################

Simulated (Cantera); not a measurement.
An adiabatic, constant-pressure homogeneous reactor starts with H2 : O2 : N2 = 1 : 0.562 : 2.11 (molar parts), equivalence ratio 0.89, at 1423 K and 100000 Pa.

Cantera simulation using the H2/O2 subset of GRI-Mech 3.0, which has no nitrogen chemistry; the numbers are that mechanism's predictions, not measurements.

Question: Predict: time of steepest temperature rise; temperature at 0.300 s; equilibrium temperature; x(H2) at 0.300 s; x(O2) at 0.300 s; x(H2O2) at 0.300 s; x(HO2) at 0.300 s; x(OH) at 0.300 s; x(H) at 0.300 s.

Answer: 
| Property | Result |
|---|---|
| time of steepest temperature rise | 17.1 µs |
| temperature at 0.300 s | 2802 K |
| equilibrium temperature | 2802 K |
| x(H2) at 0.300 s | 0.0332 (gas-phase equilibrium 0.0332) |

################

> Exercise
Send back the whole listing, exactly as written.

> Your solution
Simulated (Cantera); not a measurement.
An adiabatic, constant-pressure homogeneous reactor starts with H2 : O2 : N2 = 1 : 0.562 : 2.11 (molar parts), equivalence ratio 0.89, at 1423 K and 100000 Pa.

Cantera simulation using the H2/O2 subset of GRI-Mech 3.0, which has no nitrogen chemistry; the numbers are that mechanism's predictions, not measurements.

Question: Predict: time of steepest temperature rise; temperature at 0.300 s; equilibrium temperature; x(H2) at 0.300 s; x(O2) at 0.300 s; x(H2O2) at 0.300 s; x(HO2) at 0.300 s; x(OH) at 0.300 s; x(H) at 0.300 s.

Answer: 
| Property | Result |
|---|---|
| time of steepest temperature rise | 17.1 µs |
| temperature at 0.300 s | 2802 K |
| equilibrium temperature | 2802 K |
| x(H2) at 0.300 s | 0.0332 (gas-phase equilibrium 0.0332) |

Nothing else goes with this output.